▸ DATASET CONTENT
▬▬▬▬▬▬

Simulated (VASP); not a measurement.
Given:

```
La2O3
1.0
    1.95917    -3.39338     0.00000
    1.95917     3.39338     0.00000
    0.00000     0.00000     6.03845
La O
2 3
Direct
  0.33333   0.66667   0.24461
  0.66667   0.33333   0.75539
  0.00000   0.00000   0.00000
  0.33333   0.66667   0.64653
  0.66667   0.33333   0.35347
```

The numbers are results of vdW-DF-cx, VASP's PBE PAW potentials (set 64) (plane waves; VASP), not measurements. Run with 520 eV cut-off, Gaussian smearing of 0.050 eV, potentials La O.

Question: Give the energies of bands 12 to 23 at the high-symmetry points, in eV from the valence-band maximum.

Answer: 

▬▬▬▬▬▬

▸ WORK TASK
Please copy each record shown above exactly.

▸ TASK ANSWER
Simulated (VASP); not a measurement.
Given:

```
La2O3
1.0
    1.95917    -3.39338     0.00000
    1.95917     3.39338     0.00000
    0.00000     0.00000     6.03845
La O
2 3
Direct
  0.33333   0.66667   0.24461
  0.66667   0.33333   0.75539
  0.00000   0.00000   0.00000
  0.33333   0.66667   0.64653
  0.66667   0.33333   0.35347
```

The numbers are results of vdW-DF-cx, VASP's PBE PAW potentials (set 64) (plane waves; VASP), not measurements. Run with 520 eV cut-off, Gaussian smearing of 0.050 eV, potentials La O.

Question: Give the energies of bands 12 to 23 at the high-symmetry points, in eV from the valence-band maximum.

Answer: 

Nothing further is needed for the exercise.